== Segment start ==
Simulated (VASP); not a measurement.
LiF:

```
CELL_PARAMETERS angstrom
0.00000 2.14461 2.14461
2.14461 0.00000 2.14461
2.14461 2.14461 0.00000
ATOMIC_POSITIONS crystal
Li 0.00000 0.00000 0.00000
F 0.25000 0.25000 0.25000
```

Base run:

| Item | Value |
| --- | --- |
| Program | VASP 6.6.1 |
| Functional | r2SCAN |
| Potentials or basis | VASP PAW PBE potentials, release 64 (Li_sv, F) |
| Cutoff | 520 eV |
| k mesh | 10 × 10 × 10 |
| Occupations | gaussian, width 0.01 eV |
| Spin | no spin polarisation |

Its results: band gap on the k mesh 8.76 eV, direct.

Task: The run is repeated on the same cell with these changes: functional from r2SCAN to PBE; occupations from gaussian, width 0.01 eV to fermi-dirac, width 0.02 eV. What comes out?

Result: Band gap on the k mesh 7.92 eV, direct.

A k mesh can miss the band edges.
== Segment end ==

> _Work item_
Repeat, character for character, the lines of the material above from the line with "Task: The run" through the line with "Result: Band gap".

> _Written solution_
Task: The run is repeated on the same cell with these changes: functional from r2SCAN to PBE; occupations from gaussian, width 0.01 eV to fermi-dirac, width 0.02 eV. What comes out?

Result: Band gap on the k mesh 7.92 eV, direct.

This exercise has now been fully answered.